[Opening DATASET EXCERPTS section]
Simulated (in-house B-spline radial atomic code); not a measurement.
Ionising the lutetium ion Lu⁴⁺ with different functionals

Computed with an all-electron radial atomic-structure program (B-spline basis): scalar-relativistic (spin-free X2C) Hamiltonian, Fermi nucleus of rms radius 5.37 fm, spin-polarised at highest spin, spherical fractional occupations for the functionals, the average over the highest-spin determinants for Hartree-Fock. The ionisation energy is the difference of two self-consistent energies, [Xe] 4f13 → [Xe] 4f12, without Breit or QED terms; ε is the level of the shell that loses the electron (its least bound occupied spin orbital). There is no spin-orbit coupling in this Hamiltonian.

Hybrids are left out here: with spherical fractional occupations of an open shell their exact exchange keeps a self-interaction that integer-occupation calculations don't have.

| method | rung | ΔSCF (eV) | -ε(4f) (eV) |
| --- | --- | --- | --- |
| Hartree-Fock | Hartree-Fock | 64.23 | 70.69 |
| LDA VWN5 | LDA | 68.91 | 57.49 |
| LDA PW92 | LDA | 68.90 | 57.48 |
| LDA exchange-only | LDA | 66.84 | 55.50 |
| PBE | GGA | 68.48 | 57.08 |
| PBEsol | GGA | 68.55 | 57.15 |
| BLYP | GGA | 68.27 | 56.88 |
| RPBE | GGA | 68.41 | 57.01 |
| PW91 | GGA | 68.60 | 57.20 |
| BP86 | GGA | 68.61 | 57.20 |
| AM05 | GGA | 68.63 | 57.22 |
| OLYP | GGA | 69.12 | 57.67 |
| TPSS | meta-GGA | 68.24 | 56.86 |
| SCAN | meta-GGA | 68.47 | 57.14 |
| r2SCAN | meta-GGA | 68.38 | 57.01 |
[Closing DATASET EXCERPTS section]

§ EXERCISE: Repeat the entries word for word. Skip none of them.

§ REPLY:
Simulated (in-house B-spline radial atomic code); not a measurement.
Ionising the lutetium ion Lu⁴⁺ with different functionals

Computed with an all-electron radial atomic-structure program (B-spline basis): scalar-relativistic (spin-free X2C) Hamiltonian, Fermi nucleus of rms radius 5.37 fm, spin-polarised at highest spin, spherical fractional occupations for the functionals, the average over the highest-spin determinants for Hartree-Fock. The ionisation energy is the difference of two self-consistent energies, [Xe] 4f13 → [Xe] 4f12, without Breit or QED terms; ε is the level of the shell that loses the electron (its least bound occupied spin orbital). There is no spin-orbit coupling in this Hamiltonian.

Hybrids are left out here: with spherical fractional occupations of an open shell their exact exchange keeps a self-interaction that integer-occupation calculations don't have.

| method | rung | ΔSCF (eV) | -ε(4f) (eV) |
| --- | --- | --- | --- |
| Hartree-Fock | Hartree-Fock | 64.23 | 70.69 |
| LDA VWN5 | LDA | 68.91 | 57.49 |
| LDA PW92 | LDA | 68.90 | 57.48 |
| LDA exchange-only | LDA | 66.84 | 55.50 |
| PBE | GGA | 68.48 | 57.08 |
| PBEsol | GGA | 68.55 | 57.15 |
| BLYP | GGA | 68.27 | 56.88 |
| RPBE | GGA | 68.41 | 57.01 |
| PW91 | GGA | 68.60 | 57.20 |
| BP86 | GGA | 68.61 | 57.20 |
| AM05 | GGA | 68.63 | 57.22 |
| OLYP | GGA | 69.12 | 57.67 |
| TPSS | meta-GGA | 68.24 | 56.86 |
| SCAN | meta-GGA | 68.47 | 57.14 |
| r2SCAN | meta-GGA | 68.38 | 57.01 |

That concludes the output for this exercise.